ASSIGNMENT
Retype each line of the listing below, from the first through the one holding "Problem. What are", with no other lines.

RECORD SET
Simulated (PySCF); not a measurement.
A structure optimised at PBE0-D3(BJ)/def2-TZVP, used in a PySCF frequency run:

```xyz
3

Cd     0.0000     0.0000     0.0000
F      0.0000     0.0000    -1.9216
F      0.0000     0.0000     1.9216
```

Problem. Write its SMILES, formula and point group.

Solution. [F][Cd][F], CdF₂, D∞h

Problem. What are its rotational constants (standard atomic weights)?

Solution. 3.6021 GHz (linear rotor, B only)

WRITTEN ANSWER
Simulated (PySCF); not a measurement.
A structure optimised at PBE0-D3(BJ)/def2-TZVP, used in a PySCF frequency run:

```xyz
3

Cd     0.0000     0.0000     0.0000
F      0.0000     0.0000    -1.9216
F      0.0000     0.0000     1.9216
```

Problem. Write its SMILES, formula and point group.

Solution. [F][Cd][F], CdF₂, D∞h

Problem. What are its rotational constants (standard atomic weights)?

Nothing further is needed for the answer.